— Exercise —
Output only the lines of the entries that follow, starting at the one with "The run is started by" and running down to the one with "Task: Estimate the largest force.", both included and unchanged.

— Data under study —
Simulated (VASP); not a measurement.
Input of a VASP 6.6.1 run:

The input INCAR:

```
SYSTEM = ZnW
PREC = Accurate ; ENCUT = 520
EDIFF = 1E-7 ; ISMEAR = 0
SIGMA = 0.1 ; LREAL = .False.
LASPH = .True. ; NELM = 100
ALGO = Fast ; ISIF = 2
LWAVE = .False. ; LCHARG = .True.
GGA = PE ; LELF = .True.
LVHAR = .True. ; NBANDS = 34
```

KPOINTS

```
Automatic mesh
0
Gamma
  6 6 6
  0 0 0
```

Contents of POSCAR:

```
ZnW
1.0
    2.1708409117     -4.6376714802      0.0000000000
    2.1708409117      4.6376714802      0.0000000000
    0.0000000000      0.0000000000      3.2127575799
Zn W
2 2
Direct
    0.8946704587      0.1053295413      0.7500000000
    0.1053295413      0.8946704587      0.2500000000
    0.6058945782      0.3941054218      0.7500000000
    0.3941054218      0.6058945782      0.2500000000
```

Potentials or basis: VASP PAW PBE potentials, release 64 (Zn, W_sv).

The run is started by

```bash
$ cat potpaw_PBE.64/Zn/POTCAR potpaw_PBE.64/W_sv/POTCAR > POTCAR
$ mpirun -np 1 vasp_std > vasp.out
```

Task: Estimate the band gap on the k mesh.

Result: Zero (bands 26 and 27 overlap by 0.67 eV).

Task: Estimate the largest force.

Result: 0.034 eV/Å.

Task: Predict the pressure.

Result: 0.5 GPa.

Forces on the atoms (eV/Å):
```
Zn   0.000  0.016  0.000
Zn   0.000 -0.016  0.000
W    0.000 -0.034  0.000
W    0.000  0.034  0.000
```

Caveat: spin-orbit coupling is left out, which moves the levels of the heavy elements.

— Your response —
The run is started by

```bash
$ cat potpaw_PBE.64/Zn/POTCAR potpaw_PBE.64/W_sv/POTCAR > POTCAR
$ mpirun -np 1 vasp_std > vasp.out
```

Task: Estimate the band gap on the k mesh.

Result: Zero (bands 26 and 27 overlap by 0.67 eV).

Task: Estimate the largest force.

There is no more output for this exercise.